Work task:
Write out every line exactly, from the first line of the records below through the line that contains "SO4-2 98 %, MgSO4 1.9 % of the S.".

┌──
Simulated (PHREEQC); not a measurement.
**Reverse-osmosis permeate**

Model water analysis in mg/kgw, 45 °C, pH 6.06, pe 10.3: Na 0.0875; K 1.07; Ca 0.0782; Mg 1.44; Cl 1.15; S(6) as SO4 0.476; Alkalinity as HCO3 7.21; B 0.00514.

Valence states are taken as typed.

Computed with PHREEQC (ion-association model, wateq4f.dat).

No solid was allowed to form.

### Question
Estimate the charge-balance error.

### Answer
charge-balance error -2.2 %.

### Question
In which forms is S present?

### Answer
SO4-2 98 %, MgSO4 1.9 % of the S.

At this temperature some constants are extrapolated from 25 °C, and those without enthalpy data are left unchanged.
└──

Written solution:
Simulated (PHREEQC); not a measurement.
**Reverse-osmosis permeate**

Model water analysis in mg/kgw, 45 °C, pH 6.06, pe 10.3: Na 0.0875; K 1.07; Ca 0.0782; Mg 1.44; Cl 1.15; S(6) as SO4 0.476; Alkalinity as HCO3 7.21; B 0.00514.

Valence states are taken as typed.

Computed with PHREEQC (ion-association model, wateq4f.dat).

No solid was allowed to form.

### Question
Estimate the charge-balance error.

### Answer
charge-balance error -2.2 %.

### Question
In which forms is S present?

### Answer
SO4-2 98 %, MgSO4 1.9 % of the S.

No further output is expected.